*** Opening of MATERIAL SUPPLIED ***

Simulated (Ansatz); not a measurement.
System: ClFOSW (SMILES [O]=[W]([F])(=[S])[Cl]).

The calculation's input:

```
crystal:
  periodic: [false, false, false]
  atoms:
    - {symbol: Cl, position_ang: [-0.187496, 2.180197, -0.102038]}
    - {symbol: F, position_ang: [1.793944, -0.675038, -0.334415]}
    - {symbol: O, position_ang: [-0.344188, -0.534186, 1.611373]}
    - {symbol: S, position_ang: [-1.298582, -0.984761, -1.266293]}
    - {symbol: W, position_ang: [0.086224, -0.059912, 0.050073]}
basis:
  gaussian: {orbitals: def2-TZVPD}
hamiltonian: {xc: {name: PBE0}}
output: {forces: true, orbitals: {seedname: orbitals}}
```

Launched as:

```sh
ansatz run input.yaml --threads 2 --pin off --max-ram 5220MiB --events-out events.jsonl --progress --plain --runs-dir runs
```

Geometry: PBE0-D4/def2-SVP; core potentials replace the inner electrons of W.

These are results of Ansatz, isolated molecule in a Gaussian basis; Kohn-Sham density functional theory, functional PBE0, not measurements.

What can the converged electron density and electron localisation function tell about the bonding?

*** Close of MATERIAL SUPPLIED ***

TASK ITEM: Word for word, please print every line from the beginning of the records to the line bearing "These are results", counting both ends and stopping there.

WRITTEN RESPONSE:
Simulated (Ansatz); not a measurement.
System: ClFOSW (SMILES [O]=[W]([F])(=[S])[Cl]).

The calculation's input:

```
crystal:
  periodic: [false, false, false]
  atoms:
    - {symbol: Cl, position_ang: [-0.187496, 2.180197, -0.102038]}
    - {symbol: F, position_ang: [1.793944, -0.675038, -0.334415]}
    - {symbol: O, position_ang: [-0.344188, -0.534186, 1.611373]}
    - {symbol: S, position_ang: [-1.298582, -0.984761, -1.266293]}
    - {symbol: W, position_ang: [0.086224, -0.059912, 0.050073]}
basis:
  gaussian: {orbitals: def2-TZVPD}
hamiltonian: {xc: {name: PBE0}}
output: {forces: true, orbitals: {seedname: orbitals}}
```

Launched as:

```sh
ansatz run input.yaml --threads 2 --pin off --max-ram 5220MiB --events-out events.jsonl --progress --plain --runs-dir runs
```

Geometry: PBE0-D4/def2-SVP; core potentials replace the inner electrons of W.

These are results of Ansatz, isolated molecule in a Gaussian basis; Kohn-Sham density functional theory, functional PBE0, not measurements.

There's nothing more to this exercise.